◆ **Given records**:
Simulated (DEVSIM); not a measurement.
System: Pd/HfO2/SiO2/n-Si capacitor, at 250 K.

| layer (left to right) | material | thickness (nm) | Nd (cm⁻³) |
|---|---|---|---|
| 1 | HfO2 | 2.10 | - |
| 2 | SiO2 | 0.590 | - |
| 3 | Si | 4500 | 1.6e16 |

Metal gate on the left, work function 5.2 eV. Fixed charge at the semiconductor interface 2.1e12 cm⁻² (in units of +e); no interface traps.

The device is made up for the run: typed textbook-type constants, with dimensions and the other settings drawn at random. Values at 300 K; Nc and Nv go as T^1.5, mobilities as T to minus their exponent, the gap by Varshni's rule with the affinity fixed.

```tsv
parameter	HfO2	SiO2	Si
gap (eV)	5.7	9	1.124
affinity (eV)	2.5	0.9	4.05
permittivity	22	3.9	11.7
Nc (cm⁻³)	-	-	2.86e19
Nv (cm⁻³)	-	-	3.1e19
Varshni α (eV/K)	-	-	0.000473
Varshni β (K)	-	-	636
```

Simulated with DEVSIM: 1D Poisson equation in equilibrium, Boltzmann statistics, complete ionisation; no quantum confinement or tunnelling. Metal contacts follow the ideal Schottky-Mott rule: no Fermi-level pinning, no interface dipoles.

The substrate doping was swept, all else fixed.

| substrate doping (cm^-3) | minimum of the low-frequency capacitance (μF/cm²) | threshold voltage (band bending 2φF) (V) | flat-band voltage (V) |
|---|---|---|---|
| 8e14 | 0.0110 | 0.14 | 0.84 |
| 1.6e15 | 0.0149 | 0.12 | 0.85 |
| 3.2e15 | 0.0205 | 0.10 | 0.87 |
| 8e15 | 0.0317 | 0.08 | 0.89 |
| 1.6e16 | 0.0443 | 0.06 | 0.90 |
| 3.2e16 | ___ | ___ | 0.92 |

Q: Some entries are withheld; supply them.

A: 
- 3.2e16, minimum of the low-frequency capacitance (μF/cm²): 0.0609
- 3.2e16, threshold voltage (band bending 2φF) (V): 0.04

◆ **Requirement**:
The expected answer is an exact copy of the lines above, beginning at the line with "Q: Some entries are withheld; supply them." and ending at the line with "- 3.2e16, minimum", with both ends in.

◆ **Exercise response**:
Q: Some entries are withheld; supply them.

A: 
- 3.2e16, minimum of the low-frequency capacitance (μF/cm²): 0.0609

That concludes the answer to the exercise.